## Supplied entries
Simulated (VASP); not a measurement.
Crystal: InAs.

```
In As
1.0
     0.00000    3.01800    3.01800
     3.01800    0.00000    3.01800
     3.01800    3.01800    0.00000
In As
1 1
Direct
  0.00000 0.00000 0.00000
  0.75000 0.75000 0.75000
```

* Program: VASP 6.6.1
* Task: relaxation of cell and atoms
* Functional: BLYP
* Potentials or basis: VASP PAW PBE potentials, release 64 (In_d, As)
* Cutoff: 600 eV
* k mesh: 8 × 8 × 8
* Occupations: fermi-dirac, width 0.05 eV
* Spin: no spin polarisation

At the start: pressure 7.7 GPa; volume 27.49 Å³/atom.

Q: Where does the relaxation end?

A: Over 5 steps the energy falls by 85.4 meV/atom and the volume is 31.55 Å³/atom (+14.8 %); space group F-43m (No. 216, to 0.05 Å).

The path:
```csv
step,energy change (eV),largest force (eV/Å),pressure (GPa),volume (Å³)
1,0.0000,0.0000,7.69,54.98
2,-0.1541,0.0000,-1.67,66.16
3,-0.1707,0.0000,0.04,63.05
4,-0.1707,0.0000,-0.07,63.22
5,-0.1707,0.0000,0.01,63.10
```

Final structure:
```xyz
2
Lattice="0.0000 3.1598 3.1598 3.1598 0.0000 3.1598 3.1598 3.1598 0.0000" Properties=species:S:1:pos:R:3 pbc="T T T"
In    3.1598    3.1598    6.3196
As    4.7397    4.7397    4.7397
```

## Brief
Repeat every line of the material exactly.

## Solution
Simulated (VASP); not a measurement.
Crystal: InAs.

```
In As
1.0
     0.00000    3.01800    3.01800
     3.01800    0.00000    3.01800
     3.01800    3.01800    0.00000
In As
1 1
Direct
  0.00000 0.00000 0.00000
  0.75000 0.75000 0.75000
```

* Program: VASP 6.6.1
* Task: relaxation of cell and atoms
* Functional: BLYP
* Potentials or basis: VASP PAW PBE potentials, release 64 (In_d, As)
* Cutoff: 600 eV
* k mesh: 8 × 8 × 8
* Occupations: fermi-dirac, width 0.05 eV
* Spin: no spin polarisation

At the start: pressure 7.7 GPa; volume 27.49 Å³/atom.

Q: Where does the relaxation end?

A: Over 5 steps the energy falls by 85.4 meV/atom and the volume is 31.55 Å³/atom (+14.8 %); space group F-43m (No. 216, to 0.05 Å).

The path:
```csv
step,energy change (eV),largest force (eV/Å),pressure (GPa),volume (Å³)
1,0.0000,0.0000,7.69,54.98
2,-0.1541,0.0000,-1.67,66.16
3,-0.1707,0.0000,0.04,63.05
4,-0.1707,0.0000,-0.07,63.22
5,-0.1707,0.0000,0.01,63.10
```

Final structure:
```xyz
2
Lattice="0.0000 3.1598 3.1598 3.1598 0.0000 3.1598 3.1598 3.1598 0.0000" Properties=species:S:1:pos:R:3 pbc="T T T"
In    3.1598    3.1598    6.3196
As    4.7397    4.7397    4.7397
```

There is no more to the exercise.